### Work item
Stopping right after the line with "### Which is", please reproduce the material below exactly from its first line.

** Dataset follows **

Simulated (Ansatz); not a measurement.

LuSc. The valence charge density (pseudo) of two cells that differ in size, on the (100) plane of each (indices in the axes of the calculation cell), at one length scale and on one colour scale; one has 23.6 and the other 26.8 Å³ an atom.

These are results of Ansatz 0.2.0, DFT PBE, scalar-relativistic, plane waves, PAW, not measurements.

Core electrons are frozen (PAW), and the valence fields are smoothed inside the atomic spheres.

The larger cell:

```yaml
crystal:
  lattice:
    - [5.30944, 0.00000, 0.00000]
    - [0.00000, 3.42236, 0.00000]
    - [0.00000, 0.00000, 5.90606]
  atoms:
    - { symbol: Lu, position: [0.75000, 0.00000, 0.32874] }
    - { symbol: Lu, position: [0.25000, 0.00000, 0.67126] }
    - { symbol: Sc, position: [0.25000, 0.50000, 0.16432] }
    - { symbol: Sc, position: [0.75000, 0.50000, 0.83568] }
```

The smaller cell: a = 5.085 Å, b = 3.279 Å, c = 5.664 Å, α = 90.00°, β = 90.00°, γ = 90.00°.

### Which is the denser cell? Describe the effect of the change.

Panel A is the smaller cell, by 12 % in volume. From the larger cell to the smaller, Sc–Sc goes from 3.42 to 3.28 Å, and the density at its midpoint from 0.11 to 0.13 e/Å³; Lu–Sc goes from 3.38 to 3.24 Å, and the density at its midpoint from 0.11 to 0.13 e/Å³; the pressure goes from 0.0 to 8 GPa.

** End of Dataset **

### Exercise response
Simulated (Ansatz); not a measurement.

LuSc. The valence charge density (pseudo) of two cells that differ in size, on the (100) plane of each (indices in the axes of the calculation cell), at one length scale and on one colour scale; one has 23.6 and the other 26.8 Å³ an atom.

These are results of Ansatz 0.2.0, DFT PBE, scalar-relativistic, plane waves, PAW, not measurements.

Core electrons are frozen (PAW), and the valence fields are smoothed inside the atomic spheres.

The larger cell:

```yaml
crystal:
  lattice:
    - [5.30944, 0.00000, 0.00000]
    - [0.00000, 3.42236, 0.00000]
    - [0.00000, 0.00000, 5.90606]
  atoms:
    - { symbol: Lu, position: [0.75000, 0.00000, 0.32874] }
    - { symbol: Lu, position: [0.25000, 0.00000, 0.67126] }
    - { symbol: Sc, position: [0.25000, 0.50000, 0.16432] }
    - { symbol: Sc, position: [0.75000, 0.50000, 0.83568] }
```

The smaller cell: a = 5.085 Å, b = 3.279 Å, c = 5.664 Å, α = 90.00°, β = 90.00°, γ = 90.00°.

### Which is the denser cell? Describe the effect of the change.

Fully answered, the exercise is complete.